The lines from the start of the data through the line with "Problem. Estimate the wall time of this run." are to be returned verbatim; all later lines are to be omitted.

---+---

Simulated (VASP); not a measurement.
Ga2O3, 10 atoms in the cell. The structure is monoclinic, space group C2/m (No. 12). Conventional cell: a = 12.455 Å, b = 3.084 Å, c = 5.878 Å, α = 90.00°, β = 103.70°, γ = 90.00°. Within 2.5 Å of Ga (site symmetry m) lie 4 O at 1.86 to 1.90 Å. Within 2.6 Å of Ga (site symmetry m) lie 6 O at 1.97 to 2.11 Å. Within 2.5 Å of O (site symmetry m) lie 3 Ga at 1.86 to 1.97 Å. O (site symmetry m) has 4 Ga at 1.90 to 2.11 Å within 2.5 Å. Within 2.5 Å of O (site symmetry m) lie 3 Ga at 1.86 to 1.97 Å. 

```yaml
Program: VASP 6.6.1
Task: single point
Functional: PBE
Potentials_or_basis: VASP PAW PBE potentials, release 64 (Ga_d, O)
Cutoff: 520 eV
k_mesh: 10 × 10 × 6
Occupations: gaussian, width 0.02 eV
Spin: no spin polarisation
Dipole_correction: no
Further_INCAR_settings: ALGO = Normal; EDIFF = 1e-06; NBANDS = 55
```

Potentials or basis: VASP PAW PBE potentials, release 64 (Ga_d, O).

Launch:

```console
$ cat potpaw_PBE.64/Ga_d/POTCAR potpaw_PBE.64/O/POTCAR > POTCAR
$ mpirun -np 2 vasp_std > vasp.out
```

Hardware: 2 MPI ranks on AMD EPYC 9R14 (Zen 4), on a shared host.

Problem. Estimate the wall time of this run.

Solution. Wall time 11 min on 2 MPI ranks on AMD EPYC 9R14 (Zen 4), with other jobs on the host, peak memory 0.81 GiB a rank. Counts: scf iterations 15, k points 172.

---+---

Exercise answer:
Simulated (VASP); not a measurement.
Ga2O3, 10 atoms in the cell. The structure is monoclinic, space group C2/m (No. 12). Conventional cell: a = 12.455 Å, b = 3.084 Å, c = 5.878 Å, α = 90.00°, β = 103.70°, γ = 90.00°. Within 2.5 Å of Ga (site symmetry m) lie 4 O at 1.86 to 1.90 Å. Within 2.6 Å of Ga (site symmetry m) lie 6 O at 1.97 to 2.11 Å. Within 2.5 Å of O (site symmetry m) lie 3 Ga at 1.86 to 1.97 Å. O (site symmetry m) has 4 Ga at 1.90 to 2.11 Å within 2.5 Å. Within 2.5 Å of O (site symmetry m) lie 3 Ga at 1.86 to 1.97 Å. 

```yaml
Program: VASP 6.6.1
Task: single point
Functional: PBE
Potentials_or_basis: VASP PAW PBE potentials, release 64 (Ga_d, O)
Cutoff: 520 eV
k_mesh: 10 × 10 × 6
Occupations: gaussian, width 0.02 eV
Spin: no spin polarisation
Dipole_correction: no
Further_INCAR_settings: ALGO = Normal; EDIFF = 1e-06; NBANDS = 55
```

Potentials or basis: VASP PAW PBE potentials, release 64 (Ga_d, O).

Launch:

```console
$ cat potpaw_PBE.64/Ga_d/POTCAR potpaw_PBE.64/O/POTCAR > POTCAR
$ mpirun -np 2 vasp_std > vasp.out
```

Hardware: 2 MPI ranks on AMD EPYC 9R14 (Zen 4), on a shared host.

Problem. Estimate the wall time of this run.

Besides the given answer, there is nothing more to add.